Dataset extract –
-- Opening Marker --

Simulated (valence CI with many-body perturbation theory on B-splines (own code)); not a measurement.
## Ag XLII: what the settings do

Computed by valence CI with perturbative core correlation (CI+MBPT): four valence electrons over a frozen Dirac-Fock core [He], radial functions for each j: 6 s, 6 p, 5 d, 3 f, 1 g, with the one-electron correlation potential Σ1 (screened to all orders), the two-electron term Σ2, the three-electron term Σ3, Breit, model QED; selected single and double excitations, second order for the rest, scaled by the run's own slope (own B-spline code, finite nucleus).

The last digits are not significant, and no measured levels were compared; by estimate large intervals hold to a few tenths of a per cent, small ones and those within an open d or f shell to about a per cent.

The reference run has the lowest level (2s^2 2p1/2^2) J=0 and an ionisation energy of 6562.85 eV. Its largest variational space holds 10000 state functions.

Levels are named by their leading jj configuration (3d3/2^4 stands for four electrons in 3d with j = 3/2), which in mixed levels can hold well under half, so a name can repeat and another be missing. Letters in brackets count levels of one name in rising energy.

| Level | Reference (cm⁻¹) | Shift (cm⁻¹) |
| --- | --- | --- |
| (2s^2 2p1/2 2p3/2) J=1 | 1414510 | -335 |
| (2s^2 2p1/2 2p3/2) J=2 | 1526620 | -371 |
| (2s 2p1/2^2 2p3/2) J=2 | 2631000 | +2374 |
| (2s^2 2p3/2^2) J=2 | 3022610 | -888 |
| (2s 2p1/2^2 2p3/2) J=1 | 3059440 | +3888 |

-- Closing Marker --

Action item – All of the data above should be reproduced word for word.

Answer area –
Simulated (valence CI with many-body perturbation theory on B-splines (own code)); not a measurement.
## Ag XLII: what the settings do

Computed by valence CI with perturbative core correlation (CI+MBPT): four valence electrons over a frozen Dirac-Fock core [He], radial functions for each j: 6 s, 6 p, 5 d, 3 f, 1 g, with the one-electron correlation potential Σ1 (screened to all orders), the two-electron term Σ2, the three-electron term Σ3, Breit, model QED; selected single and double excitations, second order for the rest, scaled by the run's own slope (own B-spline code, finite nucleus).

The last digits are not significant, and no measured levels were compared; by estimate large intervals hold to a few tenths of a per cent, small ones and those within an open d or f shell to about a per cent.

The reference run has the lowest level (2s^2 2p1/2^2) J=0 and an ionisation energy of 6562.85 eV. Its largest variational space holds 10000 state functions.

Levels are named by their leading jj configuration (3d3/2^4 stands for four electrons in 3d with j = 3/2), which in mixed levels can hold well under half, so a name can repeat and another be missing. Letters in brackets count levels of one name in rising energy.

| Level | Reference (cm⁻¹) | Shift (cm⁻¹) |
| --- | --- | --- |
| (2s^2 2p1/2 2p3/2) J=1 | 1414510 | -335 |
| (2s^2 2p1/2 2p3/2) J=2 | 1526620 | -371 |
| (2s 2p1/2^2 2p3/2) J=2 | 2631000 | +2374 |
| (2s^2 2p3/2^2) J=2 | 3022610 | -888 |
| (2s 2p1/2^2 2p3/2) J=1 | 3059440 | +3888 |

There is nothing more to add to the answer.